#### Work order:
Your answer must consist solely of the lines from the start of the entries below through the line with "Task: How do", unchanged.

[Supplied data — start]

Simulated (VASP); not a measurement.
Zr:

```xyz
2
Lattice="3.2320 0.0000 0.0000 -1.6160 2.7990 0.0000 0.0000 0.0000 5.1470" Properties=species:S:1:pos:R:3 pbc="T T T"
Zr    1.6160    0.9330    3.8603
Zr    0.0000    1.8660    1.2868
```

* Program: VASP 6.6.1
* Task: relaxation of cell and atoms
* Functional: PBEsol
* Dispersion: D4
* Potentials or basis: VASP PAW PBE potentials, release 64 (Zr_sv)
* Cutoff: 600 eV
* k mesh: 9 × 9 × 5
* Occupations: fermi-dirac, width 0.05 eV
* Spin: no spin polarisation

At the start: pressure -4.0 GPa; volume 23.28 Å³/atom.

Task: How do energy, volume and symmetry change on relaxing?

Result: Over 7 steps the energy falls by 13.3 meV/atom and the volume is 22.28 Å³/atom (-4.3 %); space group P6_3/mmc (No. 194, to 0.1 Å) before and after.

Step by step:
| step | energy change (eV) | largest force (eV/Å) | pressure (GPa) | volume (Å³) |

[Supplied data — finish]

#### Exercise answer:
Simulated (VASP); not a measurement.
Zr:

```xyz
2
Lattice="3.2320 0.0000 0.0000 -1.6160 2.7990 0.0000 0.0000 0.0000 5.1470" Properties=species:S:1:pos:R:3 pbc="T T T"
Zr    1.6160    0.9330    3.8603
Zr    0.0000    1.8660    1.2868
```

* Program: VASP 6.6.1
* Task: relaxation of cell and atoms
* Functional: PBEsol
* Dispersion: D4
* Potentials or basis: VASP PAW PBE potentials, release 64 (Zr_sv)
* Cutoff: 600 eV
* k mesh: 9 × 9 × 5
* Occupations: fermi-dirac, width 0.05 eV
* Spin: no spin polarisation

At the start: pressure -4.0 GPa; volume 23.28 Å³/atom.

Task: How do energy, volume and symmetry change on relaxing?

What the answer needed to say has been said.